(Beginning of PROVIDED RECORDS)
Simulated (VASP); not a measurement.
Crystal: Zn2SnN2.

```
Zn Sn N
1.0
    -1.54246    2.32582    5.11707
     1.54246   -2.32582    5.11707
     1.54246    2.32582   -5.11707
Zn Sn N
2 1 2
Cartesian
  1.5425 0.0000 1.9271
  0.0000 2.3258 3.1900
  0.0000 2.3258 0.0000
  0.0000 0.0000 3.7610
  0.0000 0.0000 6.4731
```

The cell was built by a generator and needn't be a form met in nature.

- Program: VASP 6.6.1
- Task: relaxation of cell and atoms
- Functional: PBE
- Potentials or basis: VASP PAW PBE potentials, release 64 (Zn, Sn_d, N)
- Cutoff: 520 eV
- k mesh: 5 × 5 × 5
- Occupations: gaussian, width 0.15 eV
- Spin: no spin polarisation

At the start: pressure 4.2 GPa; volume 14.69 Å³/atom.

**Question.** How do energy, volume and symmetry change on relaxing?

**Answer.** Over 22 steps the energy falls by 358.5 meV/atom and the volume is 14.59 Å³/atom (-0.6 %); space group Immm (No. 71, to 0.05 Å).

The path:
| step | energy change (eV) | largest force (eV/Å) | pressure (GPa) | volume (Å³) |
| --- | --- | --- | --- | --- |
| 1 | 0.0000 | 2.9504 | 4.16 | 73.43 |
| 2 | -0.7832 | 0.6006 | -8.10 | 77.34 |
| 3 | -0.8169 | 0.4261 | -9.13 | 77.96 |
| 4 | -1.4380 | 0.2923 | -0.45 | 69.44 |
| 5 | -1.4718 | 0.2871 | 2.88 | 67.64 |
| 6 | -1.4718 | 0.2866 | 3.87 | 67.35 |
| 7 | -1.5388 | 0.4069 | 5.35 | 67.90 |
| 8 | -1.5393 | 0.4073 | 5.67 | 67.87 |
(End of PROVIDED RECORDS)

→ **ACTION ITEM**:
Could you repeat exactly the lines in the listing above from the one with "- Functional: PBE" down to the one with "5.35 | 67.90 |"? Include both of those lines.

→ **WORKED SOLUTION**:
- Functional: PBE
- Potentials or basis: VASP PAW PBE potentials, release 64 (Zn, Sn_d, N)
- Cutoff: 520 eV
- k mesh: 5 × 5 × 5
- Occupations: gaussian, width 0.15 eV
- Spin: no spin polarisation

At the start: pressure 4.2 GPa; volume 14.69 Å³/atom.

**Question.** How do energy, volume and symmetry change on relaxing?

**Answer.** Over 22 steps the energy falls by 358.5 meV/atom and the volume is 14.59 Å³/atom (-0.6 %); space group Immm (No. 71, to 0.05 Å).

The path:
| step | energy change (eV) | largest force (eV/Å) | pressure (GPa) | volume (Å³) |
| --- | --- | --- | --- | --- |
| 1 | 0.0000 | 2.9504 | 4.16 | 73.43 |
| 2 | -0.7832 | 0.6006 | -8.10 | 77.34 |
| 3 | -0.8169 | 0.4261 | -9.13 | 77.96 |
| 4 | -1.4380 | 0.2923 | -0.45 | 69.44 |
| 5 | -1.4718 | 0.2871 | 2.88 | 67.64 |
| 6 | -1.4718 | 0.2866 | 3.87 | 67.35 |
| 7 | -1.5388 | 0.4069 | 5.35 | 67.90 |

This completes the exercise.